WORK TASK:
For the material below, return exactly the lines starting at the line containing "The geometry comes" and ending at the line containing "mark near contacts.", both ends included, and no others.

ENTRIES SHOWN:
=== Section Start ===
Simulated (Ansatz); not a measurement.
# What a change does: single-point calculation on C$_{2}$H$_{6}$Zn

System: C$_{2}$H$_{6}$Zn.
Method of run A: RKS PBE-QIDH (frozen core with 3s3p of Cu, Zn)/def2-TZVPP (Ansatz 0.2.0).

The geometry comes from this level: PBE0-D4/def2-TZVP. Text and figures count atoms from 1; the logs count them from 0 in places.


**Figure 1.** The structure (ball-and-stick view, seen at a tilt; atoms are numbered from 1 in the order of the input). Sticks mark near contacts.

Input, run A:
=== Section End ===

RESPONSE:
The geometry comes from this level: PBE0-D4/def2-TZVP. Text and figures count atoms from 1; the logs count them from 0 in places.


**Figure 1.** The structure (ball-and-stick view, seen at a tilt; atoms are numbered from 1 in the order of the input). Sticks mark near contacts.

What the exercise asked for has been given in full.